◇ ◇ ◇ ◇

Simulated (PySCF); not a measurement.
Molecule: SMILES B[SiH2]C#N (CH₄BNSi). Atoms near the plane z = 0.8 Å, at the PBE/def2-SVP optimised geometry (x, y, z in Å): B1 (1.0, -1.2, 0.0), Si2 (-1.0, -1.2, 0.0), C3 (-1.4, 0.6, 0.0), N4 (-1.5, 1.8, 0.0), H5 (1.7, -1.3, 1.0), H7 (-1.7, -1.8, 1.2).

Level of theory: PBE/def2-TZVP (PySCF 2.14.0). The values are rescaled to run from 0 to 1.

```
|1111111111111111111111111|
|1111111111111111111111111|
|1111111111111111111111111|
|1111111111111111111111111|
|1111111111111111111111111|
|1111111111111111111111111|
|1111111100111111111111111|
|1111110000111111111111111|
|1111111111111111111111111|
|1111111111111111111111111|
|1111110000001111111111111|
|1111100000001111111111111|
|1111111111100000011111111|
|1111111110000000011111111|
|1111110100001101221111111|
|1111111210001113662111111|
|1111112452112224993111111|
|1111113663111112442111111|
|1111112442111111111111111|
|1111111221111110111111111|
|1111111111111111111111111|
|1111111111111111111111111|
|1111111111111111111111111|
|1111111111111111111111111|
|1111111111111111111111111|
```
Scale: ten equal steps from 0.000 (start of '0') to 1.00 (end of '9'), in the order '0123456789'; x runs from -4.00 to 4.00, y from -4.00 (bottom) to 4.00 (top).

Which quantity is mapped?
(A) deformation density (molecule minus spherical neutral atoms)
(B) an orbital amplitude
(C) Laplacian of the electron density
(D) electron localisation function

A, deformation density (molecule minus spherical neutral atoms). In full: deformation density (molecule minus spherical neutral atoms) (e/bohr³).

◇ ◇ ◇ ◇

Work order.
Exactly as they stand, set down the lines from the top of the data through the line with "(D) electron localisation function".

Answer box.
Simulated (PySCF); not a measurement.
Molecule: SMILES B[SiH2]C#N (CH₄BNSi). Atoms near the plane z = 0.8 Å, at the PBE/def2-SVP optimised geometry (x, y, z in Å): B1 (1.0, -1.2, 0.0), Si2 (-1.0, -1.2, 0.0), C3 (-1.4, 0.6, 0.0), N4 (-1.5, 1.8, 0.0), H5 (1.7, -1.3, 1.0), H7 (-1.7, -1.8, 1.2).

Level of theory: PBE/def2-TZVP (PySCF 2.14.0). The values are rescaled to run from 0 to 1.

```
|1111111111111111111111111|
|1111111111111111111111111|
|1111111111111111111111111|
|1111111111111111111111111|
|1111111111111111111111111|
|1111111111111111111111111|
|1111111100111111111111111|
|1111110000111111111111111|
|1111111111111111111111111|
|1111111111111111111111111|
|1111110000001111111111111|
|1111100000001111111111111|
|1111111111100000011111111|
|1111111110000000011111111|
|1111110100001101221111111|
|1111111210001113662111111|
|1111112452112224993111111|
|1111113663111112442111111|
|1111112442111111111111111|
|1111111221111110111111111|
|1111111111111111111111111|
|1111111111111111111111111|
|1111111111111111111111111|
|1111111111111111111111111|
|1111111111111111111111111|
```
Scale: ten equal steps from 0.000 (start of '0') to 1.00 (end of '9'), in the order '0123456789'; x runs from -4.00 to 4.00, y from -4.00 (bottom) to 4.00 (top).

Which quantity is mapped?
(A) deformation density (molecule minus spherical neutral atoms)
(B) an orbital amplitude
(C) Laplacian of the electron density
(D) electron localisation function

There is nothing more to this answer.